▶ [EXTRACTED DATA]:
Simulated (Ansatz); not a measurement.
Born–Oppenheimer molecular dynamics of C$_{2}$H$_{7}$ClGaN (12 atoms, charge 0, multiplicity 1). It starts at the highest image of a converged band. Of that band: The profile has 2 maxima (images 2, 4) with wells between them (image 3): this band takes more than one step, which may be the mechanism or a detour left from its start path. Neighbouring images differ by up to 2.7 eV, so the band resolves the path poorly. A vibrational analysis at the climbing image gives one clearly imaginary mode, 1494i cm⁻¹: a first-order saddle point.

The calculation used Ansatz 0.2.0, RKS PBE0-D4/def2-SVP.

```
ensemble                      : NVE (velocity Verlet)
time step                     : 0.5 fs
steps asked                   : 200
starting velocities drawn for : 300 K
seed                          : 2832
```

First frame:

▶ [ACTION ITEM]: Give the records back in full, word for word.

▶ [ANSWER BOX]:
Simulated (Ansatz); not a measurement.
Born–Oppenheimer molecular dynamics of C$_{2}$H$_{7}$ClGaN (12 atoms, charge 0, multiplicity 1). It starts at the highest image of a converged band. Of that band: The profile has 2 maxima (images 2, 4) with wells between them (image 3): this band takes more than one step, which may be the mechanism or a detour left from its start path. Neighbouring images differ by up to 2.7 eV, so the band resolves the path poorly. A vibrational analysis at the climbing image gives one clearly imaginary mode, 1494i cm⁻¹: a first-order saddle point.

The calculation used Ansatz 0.2.0, RKS PBE0-D4/def2-SVP.

```
ensemble                      : NVE (velocity Verlet)
time step                     : 0.5 fs
steps asked                   : 200
starting velocities drawn for : 300 K
seed                          : 2832
```

First frame:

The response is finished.